• EXTRACTED RECORDS
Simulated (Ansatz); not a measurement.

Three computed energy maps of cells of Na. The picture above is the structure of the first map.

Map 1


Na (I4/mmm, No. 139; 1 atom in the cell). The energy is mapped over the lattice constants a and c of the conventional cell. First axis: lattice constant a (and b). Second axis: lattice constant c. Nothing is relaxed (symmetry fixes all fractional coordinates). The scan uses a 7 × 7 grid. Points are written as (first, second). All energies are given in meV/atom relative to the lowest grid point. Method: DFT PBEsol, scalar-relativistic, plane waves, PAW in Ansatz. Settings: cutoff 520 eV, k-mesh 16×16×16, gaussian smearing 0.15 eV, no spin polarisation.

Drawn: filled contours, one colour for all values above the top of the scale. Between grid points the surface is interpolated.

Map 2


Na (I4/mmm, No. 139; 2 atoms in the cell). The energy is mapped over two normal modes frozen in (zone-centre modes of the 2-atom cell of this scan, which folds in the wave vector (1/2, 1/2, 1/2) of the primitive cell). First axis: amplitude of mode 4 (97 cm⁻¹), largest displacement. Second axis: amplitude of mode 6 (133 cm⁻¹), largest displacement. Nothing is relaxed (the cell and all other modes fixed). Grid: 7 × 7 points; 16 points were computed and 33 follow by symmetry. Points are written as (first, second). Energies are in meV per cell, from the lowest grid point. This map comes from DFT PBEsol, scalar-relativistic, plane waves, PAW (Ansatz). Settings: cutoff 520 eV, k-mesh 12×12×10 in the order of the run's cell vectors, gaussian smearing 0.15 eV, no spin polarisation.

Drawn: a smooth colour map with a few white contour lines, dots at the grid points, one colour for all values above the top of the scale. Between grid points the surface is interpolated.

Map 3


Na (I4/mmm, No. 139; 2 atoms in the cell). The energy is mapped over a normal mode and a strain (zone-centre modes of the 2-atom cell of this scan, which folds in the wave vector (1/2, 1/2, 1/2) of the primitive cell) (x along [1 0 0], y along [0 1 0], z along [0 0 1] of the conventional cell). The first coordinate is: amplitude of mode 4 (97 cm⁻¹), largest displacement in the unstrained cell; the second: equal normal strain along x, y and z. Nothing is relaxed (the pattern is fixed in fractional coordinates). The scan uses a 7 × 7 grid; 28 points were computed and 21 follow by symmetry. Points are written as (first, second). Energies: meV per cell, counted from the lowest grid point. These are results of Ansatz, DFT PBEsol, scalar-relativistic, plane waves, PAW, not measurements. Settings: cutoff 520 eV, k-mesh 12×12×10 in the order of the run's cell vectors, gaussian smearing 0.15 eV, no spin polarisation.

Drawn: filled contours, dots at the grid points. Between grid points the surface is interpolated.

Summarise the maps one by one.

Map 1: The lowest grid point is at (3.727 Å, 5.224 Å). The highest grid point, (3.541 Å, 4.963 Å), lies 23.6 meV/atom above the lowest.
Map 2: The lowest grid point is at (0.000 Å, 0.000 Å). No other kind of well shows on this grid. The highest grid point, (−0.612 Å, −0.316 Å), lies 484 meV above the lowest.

• WORK INSTRUCTION
Nothing but the lines from the top of the records down to the line with "Na (I4/mmm, No. 139; 1" belongs in the answer; repeat them exactly.

• WRITTEN ANSWER
Simulated (Ansatz); not a measurement.

Three computed energy maps of cells of Na. The picture above is the structure of the first map.

Map 1


Na (I4/mmm, No. 139; 1 atom in the cell). The energy is mapped over the lattice constants a and c of the conventional cell. First axis: lattice constant a (and b). Second axis: lattice constant c. Nothing is relaxed (symmetry fixes all fractional coordinates). The scan uses a 7 × 7 grid. Points are written as (first, second). All energies are given in meV/atom relative to the lowest grid point. Method: DFT PBEsol, scalar-relativistic, plane waves, PAW in Ansatz. Settings: cutoff 520 eV, k-mesh 16×16×16, gaussian smearing 0.15 eV, no spin polarisation.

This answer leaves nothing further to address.